(Data section)

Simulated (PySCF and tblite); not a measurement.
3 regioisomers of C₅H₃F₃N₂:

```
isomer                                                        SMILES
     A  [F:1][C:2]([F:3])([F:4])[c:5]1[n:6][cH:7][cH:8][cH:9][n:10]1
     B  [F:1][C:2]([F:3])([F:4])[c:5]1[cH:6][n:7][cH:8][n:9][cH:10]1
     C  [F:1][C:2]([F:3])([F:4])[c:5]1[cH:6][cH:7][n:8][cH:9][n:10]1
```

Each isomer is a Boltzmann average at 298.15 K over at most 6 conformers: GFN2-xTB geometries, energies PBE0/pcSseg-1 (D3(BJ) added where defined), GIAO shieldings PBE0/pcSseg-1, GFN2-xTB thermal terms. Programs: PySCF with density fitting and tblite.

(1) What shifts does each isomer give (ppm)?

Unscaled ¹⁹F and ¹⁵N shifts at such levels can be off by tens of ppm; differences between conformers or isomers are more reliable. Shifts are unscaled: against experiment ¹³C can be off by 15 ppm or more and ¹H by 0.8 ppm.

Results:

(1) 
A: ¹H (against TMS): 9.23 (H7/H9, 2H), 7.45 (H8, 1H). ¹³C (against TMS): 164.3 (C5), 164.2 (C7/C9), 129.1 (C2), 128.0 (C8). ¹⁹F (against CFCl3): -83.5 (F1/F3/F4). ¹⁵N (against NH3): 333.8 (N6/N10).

(End Data section)

◆ **Work item**:
Out of the entries above, write out only the lines between the line holding "3 regioisomers of" and the line holding "(1) What shifts does each isomer give (ppm)?", inclusive, each exactly as given.

◆ **Written reply**:
3 regioisomers of C₅H₃F₃N₂:

```
isomer                                                        SMILES
     A  [F:1][C:2]([F:3])([F:4])[c:5]1[n:6][cH:7][cH:8][cH:9][n:10]1
     B  [F:1][C:2]([F:3])([F:4])[c:5]1[cH:6][n:7][cH:8][n:9][cH:10]1
     C  [F:1][C:2]([F:3])([F:4])[c:5]1[cH:6][cH:7][n:8][cH:9][n:10]1
```

Each isomer is a Boltzmann average at 298.15 K over at most 6 conformers: GFN2-xTB geometries, energies PBE0/pcSseg-1 (D3(BJ) added where defined), GIAO shieldings PBE0/pcSseg-1, GFN2-xTB thermal terms. Programs: PySCF with density fitting and tblite.

(1) What shifts does each isomer give (ppm)?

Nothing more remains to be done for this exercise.